Return every line of the listing, exactly as it reads.

### Provided information
——

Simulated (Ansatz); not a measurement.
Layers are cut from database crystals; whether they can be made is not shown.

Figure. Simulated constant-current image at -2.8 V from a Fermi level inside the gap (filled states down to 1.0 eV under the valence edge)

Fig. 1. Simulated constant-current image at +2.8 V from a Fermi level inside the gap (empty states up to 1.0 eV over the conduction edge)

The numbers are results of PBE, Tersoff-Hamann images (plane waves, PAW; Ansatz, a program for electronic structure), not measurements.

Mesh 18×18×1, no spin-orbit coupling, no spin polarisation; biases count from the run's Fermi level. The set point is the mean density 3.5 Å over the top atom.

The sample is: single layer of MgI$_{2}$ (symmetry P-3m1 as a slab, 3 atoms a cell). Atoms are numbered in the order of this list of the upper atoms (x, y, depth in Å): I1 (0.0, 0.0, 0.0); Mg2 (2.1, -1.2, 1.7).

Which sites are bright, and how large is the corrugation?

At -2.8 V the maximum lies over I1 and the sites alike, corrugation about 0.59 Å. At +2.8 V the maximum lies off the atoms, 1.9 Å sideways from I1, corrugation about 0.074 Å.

——

### Response box
Simulated (Ansatz); not a measurement.
Layers are cut from database crystals; whether they can be made is not shown.

Figure. Simulated constant-current image at -2.8 V from a Fermi level inside the gap (filled states down to 1.0 eV under the valence edge)

Fig. 1. Simulated constant-current image at +2.8 V from a Fermi level inside the gap (empty states up to 1.0 eV over the conduction edge)

The numbers are results of PBE, Tersoff-Hamann images (plane waves, PAW; Ansatz, a program for electronic structure), not measurements.

Mesh 18×18×1, no spin-orbit coupling, no spin polarisation; biases count from the run's Fermi level. The set point is the mean density 3.5 Å over the top atom.

The sample is: single layer of MgI$_{2}$ (symmetry P-3m1 as a slab, 3 atoms a cell). Atoms are numbered in the order of this list of the upper atoms (x, y, depth in Å): I1 (0.0, 0.0, 0.0); Mg2 (2.1, -1.2, 1.7).

Which sites are bright, and how large is the corrugation?

At -2.8 V the maximum lies over I1 and the sites alike, corrugation about 0.59 Å. At +2.8 V the maximum lies off the atoms, 1.9 Å sideways from I1, corrugation about 0.074 Å.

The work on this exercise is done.